▸ **WORK ORDER**
Restate all entries exactly.

SUPPLIED ENTRIES section start

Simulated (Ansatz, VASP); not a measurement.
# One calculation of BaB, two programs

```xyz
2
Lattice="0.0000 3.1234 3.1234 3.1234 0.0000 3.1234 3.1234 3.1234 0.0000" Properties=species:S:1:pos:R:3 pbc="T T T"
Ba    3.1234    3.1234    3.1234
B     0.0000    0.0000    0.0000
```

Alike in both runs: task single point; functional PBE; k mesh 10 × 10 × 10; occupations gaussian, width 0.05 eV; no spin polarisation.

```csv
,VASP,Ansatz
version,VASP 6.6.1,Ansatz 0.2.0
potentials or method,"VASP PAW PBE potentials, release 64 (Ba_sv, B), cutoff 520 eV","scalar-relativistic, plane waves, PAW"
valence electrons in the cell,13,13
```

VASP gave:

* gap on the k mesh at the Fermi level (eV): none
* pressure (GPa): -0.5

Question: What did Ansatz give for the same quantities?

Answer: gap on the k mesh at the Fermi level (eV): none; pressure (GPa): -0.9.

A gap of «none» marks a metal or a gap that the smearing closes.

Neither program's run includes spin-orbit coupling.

SUPPLIED ENTRIES section end

▸ **WORKED SOLUTION**
Simulated (Ansatz, VASP); not a measurement.
# One calculation of BaB, two programs

```xyz
2
Lattice="0.0000 3.1234 3.1234 3.1234 0.0000 3.1234 3.1234 3.1234 0.0000" Properties=species:S:1:pos:R:3 pbc="T T T"
Ba    3.1234    3.1234    3.1234
B     0.0000    0.0000    0.0000
```

Alike in both runs: task single point; functional PBE; k mesh 10 × 10 × 10; occupations gaussian, width 0.05 eV; no spin polarisation.

```csv
,VASP,Ansatz
version,VASP 6.6.1,Ansatz 0.2.0
potentials or method,"VASP PAW PBE potentials, release 64 (Ba_sv, B), cutoff 520 eV","scalar-relativistic, plane waves, PAW"
valence electrons in the cell,13,13
```

VASP gave:

* gap on the k mesh at the Fermi level (eV): none
* pressure (GPa): -0.5

Question: What did Ansatz give for the same quantities?

Answer: gap on the k mesh at the Fermi level (eV): none; pressure (GPa): -0.9.

A gap of «none» marks a metal or a gap that the smearing closes.

Neither program's run includes spin-orbit coupling.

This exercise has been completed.